┌──

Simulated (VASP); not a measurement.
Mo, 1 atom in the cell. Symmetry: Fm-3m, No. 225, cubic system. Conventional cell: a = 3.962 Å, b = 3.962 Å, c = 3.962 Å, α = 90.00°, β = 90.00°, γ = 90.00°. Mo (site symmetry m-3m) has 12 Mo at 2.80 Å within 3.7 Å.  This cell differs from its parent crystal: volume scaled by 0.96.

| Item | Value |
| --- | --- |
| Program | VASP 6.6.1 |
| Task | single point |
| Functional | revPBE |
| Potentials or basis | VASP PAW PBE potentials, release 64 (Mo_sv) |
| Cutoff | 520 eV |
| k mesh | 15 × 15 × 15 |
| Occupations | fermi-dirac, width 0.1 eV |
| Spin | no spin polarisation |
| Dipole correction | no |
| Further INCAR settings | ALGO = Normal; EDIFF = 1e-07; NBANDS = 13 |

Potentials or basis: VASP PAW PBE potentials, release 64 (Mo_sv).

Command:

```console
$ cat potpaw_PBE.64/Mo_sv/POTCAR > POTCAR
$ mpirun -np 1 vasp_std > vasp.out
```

└──

Brief:
Everything in the listing needs to be duplicated exactly, line for line.

Response area:
Simulated (VASP); not a measurement.
Mo, 1 atom in the cell. Symmetry: Fm-3m, No. 225, cubic system. Conventional cell: a = 3.962 Å, b = 3.962 Å, c = 3.962 Å, α = 90.00°, β = 90.00°, γ = 90.00°. Mo (site symmetry m-3m) has 12 Mo at 2.80 Å within 3.7 Å.  This cell differs from its parent crystal: volume scaled by 0.96.

| Item | Value |
| --- | --- |
| Program | VASP 6.6.1 |
| Task | single point |
| Functional | revPBE |
| Potentials or basis | VASP PAW PBE potentials, release 64 (Mo_sv) |
| Cutoff | 520 eV |
| k mesh | 15 × 15 × 15 |
| Occupations | fermi-dirac, width 0.1 eV |
| Spin | no spin polarisation |
| Dipole correction | no |
| Further INCAR settings | ALGO = Normal; EDIFF = 1e-07; NBANDS = 13 |

Potentials or basis: VASP PAW PBE potentials, release 64 (Mo_sv).

Command:

```console
$ cat potpaw_PBE.64/Mo_sv/POTCAR > POTCAR
$ mpirun -np 1 vasp_std > vasp.out
```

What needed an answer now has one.